____ SUPPLIED MATERIAL

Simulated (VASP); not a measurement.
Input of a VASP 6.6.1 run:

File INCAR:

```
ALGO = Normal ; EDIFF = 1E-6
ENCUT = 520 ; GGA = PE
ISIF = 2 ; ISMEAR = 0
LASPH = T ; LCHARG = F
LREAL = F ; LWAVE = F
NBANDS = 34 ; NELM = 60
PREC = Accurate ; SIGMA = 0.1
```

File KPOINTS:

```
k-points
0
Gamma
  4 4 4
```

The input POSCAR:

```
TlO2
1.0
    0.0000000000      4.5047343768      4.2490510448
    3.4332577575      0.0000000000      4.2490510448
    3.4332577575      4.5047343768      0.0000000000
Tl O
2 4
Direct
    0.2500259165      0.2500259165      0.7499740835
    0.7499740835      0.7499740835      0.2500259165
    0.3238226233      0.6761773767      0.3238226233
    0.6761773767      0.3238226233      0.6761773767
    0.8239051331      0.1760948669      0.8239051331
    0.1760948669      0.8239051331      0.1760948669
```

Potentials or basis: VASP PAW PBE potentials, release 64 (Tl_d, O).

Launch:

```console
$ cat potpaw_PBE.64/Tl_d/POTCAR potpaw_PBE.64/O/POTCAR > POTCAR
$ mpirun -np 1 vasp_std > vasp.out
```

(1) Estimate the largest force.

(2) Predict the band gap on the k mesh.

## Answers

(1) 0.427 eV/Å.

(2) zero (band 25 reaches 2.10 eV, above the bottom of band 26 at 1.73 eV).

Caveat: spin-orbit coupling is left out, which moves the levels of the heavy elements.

________

# BRIEF
All lines from the opening of the material through the line that contains "(1) Estimate the largest force." are to be printed exactly, with no others.

# EXERCISE ANSWER
Simulated (VASP); not a measurement.
Input of a VASP 6.6.1 run:

File INCAR:

```
ALGO = Normal ; EDIFF = 1E-6
ENCUT = 520 ; GGA = PE
ISIF = 2 ; ISMEAR = 0
LASPH = T ; LCHARG = F
LREAL = F ; LWAVE = F
NBANDS = 34 ; NELM = 60
PREC = Accurate ; SIGMA = 0.1
```

File KPOINTS:

```
k-points
0
Gamma
  4 4 4
```

The input POSCAR:

```
TlO2
1.0
    0.0000000000      4.5047343768      4.2490510448
    3.4332577575      0.0000000000      4.2490510448
    3.4332577575      4.5047343768      0.0000000000
Tl O
2 4
Direct
    0.2500259165      0.2500259165      0.7499740835
    0.7499740835      0.7499740835      0.2500259165
    0.3238226233      0.6761773767      0.3238226233
    0.6761773767      0.3238226233      0.6761773767
    0.8239051331      0.1760948669      0.8239051331
    0.1760948669      0.8239051331      0.1760948669
```

Potentials or basis: VASP PAW PBE potentials, release 64 (Tl_d, O).

Launch:

```console
$ cat potpaw_PBE.64/Tl_d/POTCAR potpaw_PBE.64/O/POTCAR > POTCAR
$ mpirun -np 1 vasp_std > vasp.out
```

(1) Estimate the largest force.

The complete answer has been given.